[Work request]
Repeat the records below exactly, beginning at the first line and finishing with the line that contains "It took 5 min".

[Data to examine]
####

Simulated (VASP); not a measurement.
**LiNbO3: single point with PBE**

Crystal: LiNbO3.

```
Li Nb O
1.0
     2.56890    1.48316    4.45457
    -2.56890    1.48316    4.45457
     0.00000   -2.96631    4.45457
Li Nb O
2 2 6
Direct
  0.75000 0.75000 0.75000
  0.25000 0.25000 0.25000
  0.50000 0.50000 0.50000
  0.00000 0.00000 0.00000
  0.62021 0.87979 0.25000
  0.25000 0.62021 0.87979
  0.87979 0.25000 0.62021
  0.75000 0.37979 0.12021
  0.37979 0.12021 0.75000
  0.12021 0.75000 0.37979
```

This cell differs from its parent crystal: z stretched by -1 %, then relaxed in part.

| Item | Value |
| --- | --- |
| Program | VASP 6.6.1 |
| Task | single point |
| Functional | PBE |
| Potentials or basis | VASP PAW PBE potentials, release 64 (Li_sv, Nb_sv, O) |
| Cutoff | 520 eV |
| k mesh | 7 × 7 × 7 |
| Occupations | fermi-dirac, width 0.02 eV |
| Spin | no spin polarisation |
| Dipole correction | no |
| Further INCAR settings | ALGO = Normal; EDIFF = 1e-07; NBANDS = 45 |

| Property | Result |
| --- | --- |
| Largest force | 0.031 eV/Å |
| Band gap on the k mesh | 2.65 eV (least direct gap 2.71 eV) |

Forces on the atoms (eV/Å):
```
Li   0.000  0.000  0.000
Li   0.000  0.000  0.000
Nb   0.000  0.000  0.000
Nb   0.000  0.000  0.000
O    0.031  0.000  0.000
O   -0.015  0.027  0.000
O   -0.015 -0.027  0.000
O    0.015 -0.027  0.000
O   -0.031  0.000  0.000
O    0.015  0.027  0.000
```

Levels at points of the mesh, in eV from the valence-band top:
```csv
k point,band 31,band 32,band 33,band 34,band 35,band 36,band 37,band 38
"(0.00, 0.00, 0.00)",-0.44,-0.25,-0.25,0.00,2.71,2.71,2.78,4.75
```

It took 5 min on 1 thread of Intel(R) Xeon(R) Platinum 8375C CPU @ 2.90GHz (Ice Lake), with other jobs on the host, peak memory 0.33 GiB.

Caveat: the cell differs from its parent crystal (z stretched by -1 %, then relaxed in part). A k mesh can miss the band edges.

####

[Worked solution]
Simulated (VASP); not a measurement.
**LiNbO3: single point with PBE**

Crystal: LiNbO3.

```
Li Nb O
1.0
     2.56890    1.48316    4.45457
    -2.56890    1.48316    4.45457
     0.00000   -2.96631    4.45457
Li Nb O
2 2 6
Direct
  0.75000 0.75000 0.75000
  0.25000 0.25000 0.25000
  0.50000 0.50000 0.50000
  0.00000 0.00000 0.00000
  0.62021 0.87979 0.25000
  0.25000 0.62021 0.87979
  0.87979 0.25000 0.62021
  0.75000 0.37979 0.12021
  0.37979 0.12021 0.75000
  0.12021 0.75000 0.37979
```

This cell differs from its parent crystal: z stretched by -1 %, then relaxed in part.

| Item | Value |
| --- | --- |
| Program | VASP 6.6.1 |
| Task | single point |
| Functional | PBE |
| Potentials or basis | VASP PAW PBE potentials, release 64 (Li_sv, Nb_sv, O) |
| Cutoff | 520 eV |
| k mesh | 7 × 7 × 7 |
| Occupations | fermi-dirac, width 0.02 eV |
| Spin | no spin polarisation |
| Dipole correction | no |
| Further INCAR settings | ALGO = Normal; EDIFF = 1e-07; NBANDS = 45 |

| Property | Result |
| --- | --- |
| Largest force | 0.031 eV/Å |
| Band gap on the k mesh | 2.65 eV (least direct gap 2.71 eV) |

Forces on the atoms (eV/Å):
```
Li   0.000  0.000  0.000
Li   0.000  0.000  0.000
Nb   0.000  0.000  0.000
Nb   0.000  0.000  0.000
O    0.031  0.000  0.000
O   -0.015  0.027  0.000
O   -0.015 -0.027  0.000
O    0.015 -0.027  0.000
O   -0.031  0.000  0.000
O    0.015  0.027  0.000
```

Levels at points of the mesh, in eV from the valence-band top:
```csv
k point,band 31,band 32,band 33,band 34,band 35,band 36,band 37,band 38
"(0.00, 0.00, 0.00)",-0.44,-0.25,-0.25,0.00,2.71,2.71,2.78,4.75
```

It took 5 min on 1 thread of Intel(R) Xeon(R) Platinum 8375C CPU @ 2.90GHz (Ice Lake), with other jobs on the host, peak memory 0.33 GiB.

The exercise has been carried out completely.